# INPUT DATA:
==*==

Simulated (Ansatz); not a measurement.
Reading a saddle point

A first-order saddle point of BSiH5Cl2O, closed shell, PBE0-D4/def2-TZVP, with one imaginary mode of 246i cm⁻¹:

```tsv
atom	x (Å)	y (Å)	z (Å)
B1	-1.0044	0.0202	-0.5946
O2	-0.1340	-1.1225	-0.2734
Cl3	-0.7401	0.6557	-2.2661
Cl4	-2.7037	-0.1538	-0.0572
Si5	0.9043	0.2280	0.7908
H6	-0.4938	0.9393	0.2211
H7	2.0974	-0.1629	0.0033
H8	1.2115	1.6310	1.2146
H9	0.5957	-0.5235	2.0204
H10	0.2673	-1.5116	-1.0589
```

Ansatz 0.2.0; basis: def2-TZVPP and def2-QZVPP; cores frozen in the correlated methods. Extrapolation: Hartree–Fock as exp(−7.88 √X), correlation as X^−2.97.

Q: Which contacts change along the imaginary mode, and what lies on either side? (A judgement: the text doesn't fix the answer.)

==*==

# WORK ITEM:
In the records above, find the line with "A first-order saddle"; write out exactly that line and each one after it, stopping after the line with "Ansatz 0.2.0; basis: def2-TZVPP".

# TASK RESULT:
A first-order saddle point of BSiH5Cl2O, closed shell, PBE0-D4/def2-TZVP, with one imaginary mode of 246i cm⁻¹:

```tsv
atom	x (Å)	y (Å)	z (Å)
B1	-1.0044	0.0202	-0.5946
O2	-0.1340	-1.1225	-0.2734
Cl3	-0.7401	0.6557	-2.2661
Cl4	-2.7037	-0.1538	-0.0572
Si5	0.9043	0.2280	0.7908
H6	-0.4938	0.9393	0.2211
H7	2.0974	-0.1629	0.0033
H8	1.2115	1.6310	1.2146
H9	0.5957	-0.5235	2.0204
H10	0.2673	-1.5116	-1.0589
```

Ansatz 0.2.0; basis: def2-TZVPP and def2-QZVPP; cores frozen in the correlated methods. Extrapolation: Hartree–Fock as exp(−7.88 √X), correlation as X^−2.97.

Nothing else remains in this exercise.